Data shown
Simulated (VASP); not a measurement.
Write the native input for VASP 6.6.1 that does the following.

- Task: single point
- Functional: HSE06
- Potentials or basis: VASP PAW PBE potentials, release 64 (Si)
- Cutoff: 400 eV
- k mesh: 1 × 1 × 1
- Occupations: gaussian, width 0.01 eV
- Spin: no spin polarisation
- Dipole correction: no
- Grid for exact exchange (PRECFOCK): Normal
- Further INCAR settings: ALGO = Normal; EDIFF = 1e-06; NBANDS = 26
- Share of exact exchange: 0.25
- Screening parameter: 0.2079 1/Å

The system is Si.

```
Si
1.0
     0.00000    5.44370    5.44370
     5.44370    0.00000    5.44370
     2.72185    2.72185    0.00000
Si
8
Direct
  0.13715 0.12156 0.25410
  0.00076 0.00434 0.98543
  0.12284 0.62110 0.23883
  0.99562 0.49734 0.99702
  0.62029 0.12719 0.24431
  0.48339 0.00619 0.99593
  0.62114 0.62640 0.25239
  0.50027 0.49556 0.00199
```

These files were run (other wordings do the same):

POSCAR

Exercise
Give back the entries above exactly as they are, from their first line through the line that contains "These files were", both included, with nothing else.

Result
Simulated (VASP); not a measurement.
Write the native input for VASP 6.6.1 that does the following.

- Task: single point
- Functional: HSE06
- Potentials or basis: VASP PAW PBE potentials, release 64 (Si)
- Cutoff: 400 eV
- k mesh: 1 × 1 × 1
- Occupations: gaussian, width 0.01 eV
- Spin: no spin polarisation
- Dipole correction: no
- Grid for exact exchange (PRECFOCK): Normal
- Further INCAR settings: ALGO = Normal; EDIFF = 1e-06; NBANDS = 26
- Share of exact exchange: 0.25
- Screening parameter: 0.2079 1/Å

The system is Si.

```
Si
1.0
     0.00000    5.44370    5.44370
     5.44370    0.00000    5.44370
     2.72185    2.72185    0.00000
Si
8
Direct
  0.13715 0.12156 0.25410
  0.00076 0.00434 0.98543
  0.12284 0.62110 0.23883
  0.99562 0.49734 0.99702
  0.62029 0.12719 0.24431
  0.48339 0.00619 0.99593
  0.62114 0.62640 0.25239
  0.50027 0.49556 0.00199
```

These files were run (other wordings do the same):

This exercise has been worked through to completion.